*Requirement*: Output, word for word, every line from the start of the listing down to and including the line that contains "The structure derives"; include nothing else.

══════
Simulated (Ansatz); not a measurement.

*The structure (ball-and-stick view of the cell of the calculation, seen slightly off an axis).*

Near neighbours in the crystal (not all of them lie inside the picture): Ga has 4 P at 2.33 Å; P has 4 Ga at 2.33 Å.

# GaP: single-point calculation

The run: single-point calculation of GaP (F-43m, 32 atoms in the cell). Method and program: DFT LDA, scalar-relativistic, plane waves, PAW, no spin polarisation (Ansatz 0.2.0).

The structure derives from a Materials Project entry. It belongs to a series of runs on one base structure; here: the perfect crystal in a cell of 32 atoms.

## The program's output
══════

*Exercise answer*:
Simulated (Ansatz); not a measurement.

*The structure (ball-and-stick view of the cell of the calculation, seen slightly off an axis).*

Near neighbours in the crystal (not all of them lie inside the picture): Ga has 4 P at 2.33 Å; P has 4 Ga at 2.33 Å.

# GaP: single-point calculation

The run: single-point calculation of GaP (F-43m, 32 atoms in the cell). Method and program: DFT LDA, scalar-relativistic, plane waves, PAW, no spin polarisation (Ansatz 0.2.0).

The structure derives from a Materials Project entry. It belongs to a series of runs on one base structure; here: the perfect crystal in a cell of 32 atoms.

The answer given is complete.